## WORK ORDER
Each line below must be transcribed with no word changed.

## EXCERPTED DATA
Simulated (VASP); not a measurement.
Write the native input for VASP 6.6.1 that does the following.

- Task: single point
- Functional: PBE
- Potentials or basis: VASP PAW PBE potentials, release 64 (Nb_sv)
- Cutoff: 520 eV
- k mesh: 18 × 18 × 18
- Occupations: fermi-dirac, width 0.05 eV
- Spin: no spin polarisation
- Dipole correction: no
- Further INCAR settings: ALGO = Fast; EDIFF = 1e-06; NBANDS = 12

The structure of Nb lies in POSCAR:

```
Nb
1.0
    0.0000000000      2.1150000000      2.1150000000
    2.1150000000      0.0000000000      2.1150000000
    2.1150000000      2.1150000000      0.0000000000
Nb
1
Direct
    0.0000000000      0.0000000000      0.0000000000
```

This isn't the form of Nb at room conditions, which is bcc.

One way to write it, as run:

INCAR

## WORKED SOLUTION
Simulated (VASP); not a measurement.
Write the native input for VASP 6.6.1 that does the following.

- Task: single point
- Functional: PBE
- Potentials or basis: VASP PAW PBE potentials, release 64 (Nb_sv)
- Cutoff: 520 eV
- k mesh: 18 × 18 × 18
- Occupations: fermi-dirac, width 0.05 eV
- Spin: no spin polarisation
- Dipole correction: no
- Further INCAR settings: ALGO = Fast; EDIFF = 1e-06; NBANDS = 12

The structure of Nb lies in POSCAR:

```
Nb
1.0
    0.0000000000      2.1150000000      2.1150000000
    2.1150000000      0.0000000000      2.1150000000
    2.1150000000      2.1150000000      0.0000000000
Nb
1
Direct
    0.0000000000      0.0000000000      0.0000000000
```

This isn't the form of Nb at room conditions, which is bcc.

One way to write it, as run:

INCAR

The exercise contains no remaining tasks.